* [ACTIVITY] Everything from the first line of the records to the line containing "C1. Other conformers may differ.", inclusive, is to be extracted exactly, and nothing more.

* [INFORMATION GIVEN]
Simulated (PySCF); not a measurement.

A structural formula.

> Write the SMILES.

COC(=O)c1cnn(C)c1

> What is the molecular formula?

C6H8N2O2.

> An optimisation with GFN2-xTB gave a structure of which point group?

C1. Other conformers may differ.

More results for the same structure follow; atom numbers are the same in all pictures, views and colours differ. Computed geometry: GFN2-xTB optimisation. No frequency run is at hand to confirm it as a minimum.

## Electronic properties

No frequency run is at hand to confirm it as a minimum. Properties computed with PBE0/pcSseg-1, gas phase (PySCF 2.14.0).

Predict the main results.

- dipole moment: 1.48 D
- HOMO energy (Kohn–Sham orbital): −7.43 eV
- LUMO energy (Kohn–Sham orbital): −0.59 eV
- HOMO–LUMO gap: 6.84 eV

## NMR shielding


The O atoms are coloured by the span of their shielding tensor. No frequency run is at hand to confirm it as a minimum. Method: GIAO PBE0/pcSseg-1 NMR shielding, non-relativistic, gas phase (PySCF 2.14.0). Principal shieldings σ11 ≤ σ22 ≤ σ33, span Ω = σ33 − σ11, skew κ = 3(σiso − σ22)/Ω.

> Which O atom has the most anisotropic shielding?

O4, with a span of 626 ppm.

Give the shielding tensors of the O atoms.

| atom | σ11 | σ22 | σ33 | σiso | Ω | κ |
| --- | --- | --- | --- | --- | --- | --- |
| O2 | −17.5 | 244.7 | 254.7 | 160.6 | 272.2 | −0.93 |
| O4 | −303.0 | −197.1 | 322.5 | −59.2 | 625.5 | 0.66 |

* [EXERCISE RESPONSE]
Simulated (PySCF); not a measurement.

A structural formula.

> Write the SMILES.

COC(=O)c1cnn(C)c1

> What is the molecular formula?

C6H8N2O2.

> An optimisation with GFN2-xTB gave a structure of which point group?

C1. Other conformers may differ.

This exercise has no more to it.